EXTRACTED MATERIAL:
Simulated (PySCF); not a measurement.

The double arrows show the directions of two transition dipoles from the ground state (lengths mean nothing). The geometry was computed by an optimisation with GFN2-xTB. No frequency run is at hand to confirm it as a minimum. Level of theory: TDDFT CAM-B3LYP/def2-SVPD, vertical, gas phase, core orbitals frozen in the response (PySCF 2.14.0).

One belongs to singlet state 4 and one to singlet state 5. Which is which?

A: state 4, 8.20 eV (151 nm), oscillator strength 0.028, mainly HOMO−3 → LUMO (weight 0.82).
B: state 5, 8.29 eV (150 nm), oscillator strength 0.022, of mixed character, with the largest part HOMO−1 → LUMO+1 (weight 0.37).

WORK ORDER:
Type the data out again, exactly.

TASK SOLUTION:
Simulated (PySCF); not a measurement.

The double arrows show the directions of two transition dipoles from the ground state (lengths mean nothing). The geometry was computed by an optimisation with GFN2-xTB. No frequency run is at hand to confirm it as a minimum. Level of theory: TDDFT CAM-B3LYP/def2-SVPD, vertical, gas phase, core orbitals frozen in the response (PySCF 2.14.0).

One belongs to singlet state 4 and one to singlet state 5. Which is which?

A: state 4, 8.20 eV (151 nm), oscillator strength 0.028, mainly HOMO−3 → LUMO (weight 0.82).
B: state 5, 8.29 eV (150 nm), oscillator strength 0.022, of mixed character, with the largest part HOMO−1 → LUMO+1 (weight 0.37).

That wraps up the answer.